== Exercise ==
Return the lines from the start of the data through the line with "atom are averaged.". Include both of those lines and no others.

__________________________________________________

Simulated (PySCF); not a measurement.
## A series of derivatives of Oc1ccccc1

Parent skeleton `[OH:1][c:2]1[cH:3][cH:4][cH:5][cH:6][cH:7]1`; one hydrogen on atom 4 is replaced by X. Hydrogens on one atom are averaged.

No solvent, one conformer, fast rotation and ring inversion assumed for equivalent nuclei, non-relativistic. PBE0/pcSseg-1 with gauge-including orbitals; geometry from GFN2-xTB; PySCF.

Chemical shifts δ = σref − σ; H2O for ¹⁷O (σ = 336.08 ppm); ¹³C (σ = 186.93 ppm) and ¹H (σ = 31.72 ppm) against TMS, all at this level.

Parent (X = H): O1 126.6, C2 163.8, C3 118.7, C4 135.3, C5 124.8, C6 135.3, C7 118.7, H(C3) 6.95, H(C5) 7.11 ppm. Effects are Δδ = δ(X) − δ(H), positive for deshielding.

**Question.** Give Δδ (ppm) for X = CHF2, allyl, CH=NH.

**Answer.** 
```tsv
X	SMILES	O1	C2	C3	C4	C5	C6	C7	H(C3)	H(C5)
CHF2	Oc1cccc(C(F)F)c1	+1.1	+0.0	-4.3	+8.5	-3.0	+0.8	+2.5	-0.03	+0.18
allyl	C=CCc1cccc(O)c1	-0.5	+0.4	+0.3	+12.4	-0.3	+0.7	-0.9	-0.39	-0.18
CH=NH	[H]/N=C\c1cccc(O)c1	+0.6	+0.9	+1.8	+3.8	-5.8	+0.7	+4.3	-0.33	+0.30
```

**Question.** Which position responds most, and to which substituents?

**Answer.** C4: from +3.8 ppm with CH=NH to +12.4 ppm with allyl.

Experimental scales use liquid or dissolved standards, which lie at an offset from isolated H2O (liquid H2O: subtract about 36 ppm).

__________________________________________________

== Your solution ==
Simulated (PySCF); not a measurement.
## A series of derivatives of Oc1ccccc1

Parent skeleton `[OH:1][c:2]1[cH:3][cH:4][cH:5][cH:6][cH:7]1`; one hydrogen on atom 4 is replaced by X. Hydrogens on one atom are averaged.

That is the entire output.